STORED DATA:
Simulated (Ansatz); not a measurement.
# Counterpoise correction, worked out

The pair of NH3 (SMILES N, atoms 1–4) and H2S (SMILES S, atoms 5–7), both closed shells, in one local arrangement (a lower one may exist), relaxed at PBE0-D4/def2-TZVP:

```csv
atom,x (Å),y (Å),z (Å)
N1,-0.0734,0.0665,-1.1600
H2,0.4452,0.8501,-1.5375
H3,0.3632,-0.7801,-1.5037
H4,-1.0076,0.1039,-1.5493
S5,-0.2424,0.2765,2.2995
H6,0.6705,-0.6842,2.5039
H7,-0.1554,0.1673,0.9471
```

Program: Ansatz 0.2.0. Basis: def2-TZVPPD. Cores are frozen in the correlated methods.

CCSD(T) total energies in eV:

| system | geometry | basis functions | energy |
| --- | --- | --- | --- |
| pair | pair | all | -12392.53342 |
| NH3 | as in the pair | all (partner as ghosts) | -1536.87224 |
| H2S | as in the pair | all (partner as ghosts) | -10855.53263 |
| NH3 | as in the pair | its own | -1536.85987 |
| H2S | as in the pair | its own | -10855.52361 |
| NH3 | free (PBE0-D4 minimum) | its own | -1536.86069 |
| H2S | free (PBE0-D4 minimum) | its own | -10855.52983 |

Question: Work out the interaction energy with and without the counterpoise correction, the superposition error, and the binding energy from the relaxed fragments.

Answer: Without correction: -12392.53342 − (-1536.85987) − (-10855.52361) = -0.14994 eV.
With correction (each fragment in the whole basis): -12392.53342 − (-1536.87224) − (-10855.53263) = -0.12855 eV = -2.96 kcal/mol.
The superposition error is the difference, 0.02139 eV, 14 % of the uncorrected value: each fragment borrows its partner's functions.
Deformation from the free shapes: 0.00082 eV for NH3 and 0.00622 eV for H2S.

ACTIVITY: From the data above, output only the lines between the line containing "Program: Ansatz 0.2.0." and the line containing "Answer: Without correction: -12392.53342", inclusive, exactly as written.

EXERCISE SOLUTION:
Program: Ansatz 0.2.0. Basis: def2-TZVPPD. Cores are frozen in the correlated methods.

CCSD(T) total energies in eV:

| system | geometry | basis functions | energy |
| --- | --- | --- | --- |
| pair | pair | all | -12392.53342 |
| NH3 | as in the pair | all (partner as ghosts) | -1536.87224 |
| H2S | as in the pair | all (partner as ghosts) | -10855.53263 |
| NH3 | as in the pair | its own | -1536.85987 |
| H2S | as in the pair | its own | -10855.52361 |
| NH3 | free (PBE0-D4 minimum) | its own | -1536.86069 |
| H2S | free (PBE0-D4 minimum) | its own | -10855.52983 |

Question: Work out the interaction energy with and without the counterpoise correction, the superposition error, and the binding energy from the relaxed fragments.

Answer: Without correction: -12392.53342 − (-1536.85987) − (-10855.52361) = -0.14994 eV.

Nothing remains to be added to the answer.